++++ Dataset records ++++

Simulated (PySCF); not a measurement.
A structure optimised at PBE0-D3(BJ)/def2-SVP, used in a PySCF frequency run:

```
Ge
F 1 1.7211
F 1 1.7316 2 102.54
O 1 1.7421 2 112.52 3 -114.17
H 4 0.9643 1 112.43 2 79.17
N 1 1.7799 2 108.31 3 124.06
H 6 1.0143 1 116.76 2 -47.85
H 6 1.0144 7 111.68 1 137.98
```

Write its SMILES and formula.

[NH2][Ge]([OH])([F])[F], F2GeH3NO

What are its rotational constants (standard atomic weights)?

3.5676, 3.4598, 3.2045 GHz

++++

_Required action_
Copy the records above exactly as written.

_Task solution_
Simulated (PySCF); not a measurement.
A structure optimised at PBE0-D3(BJ)/def2-SVP, used in a PySCF frequency run:

```
Ge
F 1 1.7211
F 1 1.7316 2 102.54
O 1 1.7421 2 112.52 3 -114.17
H 4 0.9643 1 112.43 2 79.17
N 1 1.7799 2 108.31 3 124.06
H 6 1.0143 1 116.76 2 -47.85
H 6 1.0144 7 111.68 1 137.98
```

Write its SMILES and formula.

[NH2][Ge]([OH])([F])[F], F2GeH3NO

What are its rotational constants (standard atomic weights)?

3.5676, 3.4598, 3.2045 GHz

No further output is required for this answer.